__Entries shown__
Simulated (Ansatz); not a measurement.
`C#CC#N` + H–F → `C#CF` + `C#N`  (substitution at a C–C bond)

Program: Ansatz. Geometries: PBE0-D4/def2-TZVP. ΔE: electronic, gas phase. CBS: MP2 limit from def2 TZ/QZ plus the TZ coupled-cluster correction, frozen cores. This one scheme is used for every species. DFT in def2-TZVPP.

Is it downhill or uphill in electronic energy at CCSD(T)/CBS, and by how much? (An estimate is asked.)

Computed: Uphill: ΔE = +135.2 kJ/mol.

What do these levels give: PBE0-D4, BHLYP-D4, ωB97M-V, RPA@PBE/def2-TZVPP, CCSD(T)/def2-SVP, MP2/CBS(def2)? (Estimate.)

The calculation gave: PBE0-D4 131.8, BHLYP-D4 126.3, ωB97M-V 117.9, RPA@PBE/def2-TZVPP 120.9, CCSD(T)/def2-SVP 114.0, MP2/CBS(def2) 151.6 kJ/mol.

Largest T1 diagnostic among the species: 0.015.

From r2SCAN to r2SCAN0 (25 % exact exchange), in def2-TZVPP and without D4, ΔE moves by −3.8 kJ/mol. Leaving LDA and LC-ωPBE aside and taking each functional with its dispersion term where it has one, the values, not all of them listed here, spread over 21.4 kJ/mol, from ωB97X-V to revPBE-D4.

__Task item__
With the line holding "The calculation gave: PBE0-D4" as the first and the line holding "Largest T1 diagnostic" as the last, please transcribe exactly the lines of the material above in that range and nothing else.

__Answer area__
The calculation gave: PBE0-D4 131.8, BHLYP-D4 126.3, ωB97M-V 117.9, RPA@PBE/def2-TZVPP 120.9, CCSD(T)/def2-SVP 114.0, MP2/CBS(def2) 151.6 kJ/mol.

Largest T1 diagnostic among the species: 0.015.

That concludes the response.